──────── Recorded information ────────

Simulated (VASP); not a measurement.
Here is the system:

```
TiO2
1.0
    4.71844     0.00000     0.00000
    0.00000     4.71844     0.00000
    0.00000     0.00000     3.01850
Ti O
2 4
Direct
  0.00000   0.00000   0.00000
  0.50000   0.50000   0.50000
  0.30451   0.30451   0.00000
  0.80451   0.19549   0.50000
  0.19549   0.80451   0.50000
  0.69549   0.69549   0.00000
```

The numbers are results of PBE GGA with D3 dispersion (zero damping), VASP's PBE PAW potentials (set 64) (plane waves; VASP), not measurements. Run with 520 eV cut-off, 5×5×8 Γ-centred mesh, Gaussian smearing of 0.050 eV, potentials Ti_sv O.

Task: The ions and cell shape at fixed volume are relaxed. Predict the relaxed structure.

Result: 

────────

Nothing but the lines from the start of the data through the line holding "Task: The ions" should be restated, and each one exactly.

Simulated (VASP); not a measurement.
Here is the system:

```
TiO2
1.0
    4.71844     0.00000     0.00000
    0.00000     4.71844     0.00000
    0.00000     0.00000     3.01850
Ti O
2 4
Direct
  0.00000   0.00000   0.00000
  0.50000   0.50000   0.50000
  0.30451   0.30451   0.00000
  0.80451   0.19549   0.50000
  0.19549   0.80451   0.50000
  0.69549   0.69549   0.00000
```

The numbers are results of PBE GGA with D3 dispersion (zero damping), VASP's PBE PAW potentials (set 64) (plane waves; VASP), not measurements. Run with 520 eV cut-off, 5×5×8 Γ-centred mesh, Gaussian smearing of 0.050 eV, potentials Ti_sv O.

Task: The ions and cell shape at fixed volume are relaxed. Predict the relaxed structure.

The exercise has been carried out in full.